Assigned task: Return every line of the listing, exactly as it reads.

Record excerpts:
# # # # #

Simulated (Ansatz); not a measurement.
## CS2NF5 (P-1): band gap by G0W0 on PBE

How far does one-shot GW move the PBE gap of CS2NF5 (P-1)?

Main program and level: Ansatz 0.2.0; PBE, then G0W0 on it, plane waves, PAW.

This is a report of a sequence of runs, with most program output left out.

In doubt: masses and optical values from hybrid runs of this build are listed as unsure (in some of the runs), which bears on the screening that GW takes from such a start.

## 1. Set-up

# # # # #

Written response:
Simulated (Ansatz); not a measurement.
## CS2NF5 (P-1): band gap by G0W0 on PBE

How far does one-shot GW move the PBE gap of CS2NF5 (P-1)?

Main program and level: Ansatz 0.2.0; PBE, then G0W0 on it, plane waves, PAW.

This is a report of a sequence of runs, with most program output left out.

In doubt: masses and optical values from hybrid runs of this build are listed as unsure (in some of the runs), which bears on the screening that GW takes from such a start.

## 1. Set-up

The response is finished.